## Brief
Print the listing below exactly. Leave nothing out.

(Dataset excerpts begins)

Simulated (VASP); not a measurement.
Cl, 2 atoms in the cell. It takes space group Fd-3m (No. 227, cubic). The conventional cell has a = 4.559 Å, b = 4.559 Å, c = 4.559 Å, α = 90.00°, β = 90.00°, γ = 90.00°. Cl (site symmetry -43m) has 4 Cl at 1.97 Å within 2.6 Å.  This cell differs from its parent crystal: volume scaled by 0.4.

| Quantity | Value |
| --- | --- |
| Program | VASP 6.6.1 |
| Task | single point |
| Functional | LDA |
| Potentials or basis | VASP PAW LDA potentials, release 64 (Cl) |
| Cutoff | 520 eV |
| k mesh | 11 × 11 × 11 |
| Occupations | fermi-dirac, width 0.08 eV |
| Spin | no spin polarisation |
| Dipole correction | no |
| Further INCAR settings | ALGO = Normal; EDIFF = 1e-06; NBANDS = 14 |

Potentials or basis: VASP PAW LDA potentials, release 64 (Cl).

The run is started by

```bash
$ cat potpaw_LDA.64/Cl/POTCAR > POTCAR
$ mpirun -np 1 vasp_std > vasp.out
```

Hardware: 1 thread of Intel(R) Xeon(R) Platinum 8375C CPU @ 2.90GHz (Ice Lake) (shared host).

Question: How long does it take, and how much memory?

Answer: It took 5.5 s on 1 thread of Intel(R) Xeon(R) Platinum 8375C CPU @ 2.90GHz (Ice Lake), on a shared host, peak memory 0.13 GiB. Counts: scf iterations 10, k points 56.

(Dataset excerpts ends)

## Answer section
Simulated (VASP); not a measurement.
Cl, 2 atoms in the cell. It takes space group Fd-3m (No. 227, cubic). The conventional cell has a = 4.559 Å, b = 4.559 Å, c = 4.559 Å, α = 90.00°, β = 90.00°, γ = 90.00°. Cl (site symmetry -43m) has 4 Cl at 1.97 Å within 2.6 Å.  This cell differs from its parent crystal: volume scaled by 0.4.

| Quantity | Value |
| --- | --- |
| Program | VASP 6.6.1 |
| Task | single point |
| Functional | LDA |
| Potentials or basis | VASP PAW LDA potentials, release 64 (Cl) |
| Cutoff | 520 eV |
| k mesh | 11 × 11 × 11 |
| Occupations | fermi-dirac, width 0.08 eV |
| Spin | no spin polarisation |
| Dipole correction | no |
| Further INCAR settings | ALGO = Normal; EDIFF = 1e-06; NBANDS = 14 |

Potentials or basis: VASP PAW LDA potentials, release 64 (Cl).

The run is started by

```bash
$ cat potpaw_LDA.64/Cl/POTCAR > POTCAR
$ mpirun -np 1 vasp_std > vasp.out
```

Hardware: 1 thread of Intel(R) Xeon(R) Platinum 8375C CPU @ 2.90GHz (Ice Lake) (shared host).

Question: How long does it take, and how much memory?

Answer: It took 5.5 s on 1 thread of Intel(R) Xeon(R) Platinum 8375C CPU @ 2.90GHz (Ice Lake), on a shared host, peak memory 0.13 GiB. Counts: scf iterations 10, k points 56.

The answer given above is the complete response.